Work instruction =
Would you print every entry exactly as it appears?

────

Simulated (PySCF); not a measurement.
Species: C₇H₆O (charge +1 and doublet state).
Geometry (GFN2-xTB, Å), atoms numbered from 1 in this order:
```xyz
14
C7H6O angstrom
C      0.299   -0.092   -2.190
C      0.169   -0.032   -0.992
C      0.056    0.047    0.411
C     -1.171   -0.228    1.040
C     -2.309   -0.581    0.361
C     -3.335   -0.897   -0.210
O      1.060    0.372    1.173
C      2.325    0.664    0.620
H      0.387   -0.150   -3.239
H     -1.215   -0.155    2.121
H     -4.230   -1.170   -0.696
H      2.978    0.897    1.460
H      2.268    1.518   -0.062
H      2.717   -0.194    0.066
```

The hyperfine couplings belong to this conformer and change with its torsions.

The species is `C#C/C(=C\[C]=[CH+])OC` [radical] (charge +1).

────

Problem solution =
Simulated (PySCF); not a measurement.
Species: C₇H₆O (charge +1 and doublet state).
Geometry (GFN2-xTB, Å), atoms numbered from 1 in this order:
```xyz
14
C7H6O angstrom
C      0.299   -0.092   -2.190
C      0.169   -0.032   -0.992
C      0.056    0.047    0.411
C     -1.171   -0.228    1.040
C     -2.309   -0.581    0.361
C     -3.335   -0.897   -0.210
O      1.060    0.372    1.173
C      2.325    0.664    0.620
H      0.387   -0.150   -3.239
H     -1.215   -0.155    2.121
H     -4.230   -1.170   -0.696
H      2.978    0.897    1.460
H      2.268    1.518   -0.062
H      2.717   -0.194    0.066
```

The hyperfine couplings belong to this conformer and change with its torsions.

The species is `C#C/C(=C\[C]=[CH+])OC` [radical] (charge +1).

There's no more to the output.